**Extracted entries**.
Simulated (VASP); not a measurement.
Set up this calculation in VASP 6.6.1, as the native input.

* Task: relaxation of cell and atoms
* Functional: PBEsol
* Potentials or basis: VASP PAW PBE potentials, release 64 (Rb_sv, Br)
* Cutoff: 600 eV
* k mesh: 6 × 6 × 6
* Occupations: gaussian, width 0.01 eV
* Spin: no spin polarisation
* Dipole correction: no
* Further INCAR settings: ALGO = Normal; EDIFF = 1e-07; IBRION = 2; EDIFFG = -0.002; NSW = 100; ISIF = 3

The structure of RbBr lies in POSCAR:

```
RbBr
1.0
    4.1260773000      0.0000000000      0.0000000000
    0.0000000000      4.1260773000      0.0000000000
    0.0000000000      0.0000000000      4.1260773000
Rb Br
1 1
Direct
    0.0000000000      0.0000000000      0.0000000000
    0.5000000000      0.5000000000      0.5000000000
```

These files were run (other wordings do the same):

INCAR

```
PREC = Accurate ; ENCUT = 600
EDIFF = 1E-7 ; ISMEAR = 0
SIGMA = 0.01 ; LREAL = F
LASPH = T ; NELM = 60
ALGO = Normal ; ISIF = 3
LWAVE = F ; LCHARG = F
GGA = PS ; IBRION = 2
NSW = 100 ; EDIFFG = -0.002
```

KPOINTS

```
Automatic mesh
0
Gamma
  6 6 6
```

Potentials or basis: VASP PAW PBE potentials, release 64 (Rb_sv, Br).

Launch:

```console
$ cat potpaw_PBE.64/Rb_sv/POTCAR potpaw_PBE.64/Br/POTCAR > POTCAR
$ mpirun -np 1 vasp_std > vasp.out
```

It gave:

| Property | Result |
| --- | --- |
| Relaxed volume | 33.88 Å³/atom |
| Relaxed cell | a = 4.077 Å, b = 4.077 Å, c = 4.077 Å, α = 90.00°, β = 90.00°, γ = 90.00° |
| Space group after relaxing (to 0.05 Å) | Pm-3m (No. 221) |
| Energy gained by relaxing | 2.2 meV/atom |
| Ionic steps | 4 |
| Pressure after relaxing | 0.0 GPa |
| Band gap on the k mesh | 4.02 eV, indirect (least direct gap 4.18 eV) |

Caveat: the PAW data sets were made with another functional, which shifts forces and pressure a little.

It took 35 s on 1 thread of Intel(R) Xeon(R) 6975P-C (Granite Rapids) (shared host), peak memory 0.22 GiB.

**Task item**.
Give again, word for word, every line of the listing above from the one with "2.2 meV/atom |" to the one with "Caveat: the PAW", both inclusive, and nothing beyond them.

**Answer section**.
| Energy gained by relaxing | 2.2 meV/atom |
| Ionic steps | 4 |
| Pressure after relaxing | 0.0 GPa |
| Band gap on the k mesh | 4.02 eV, indirect (least direct gap 4.18 eV) |

Caveat: the PAW data sets were made with another functional, which shifts forces and pressure a little.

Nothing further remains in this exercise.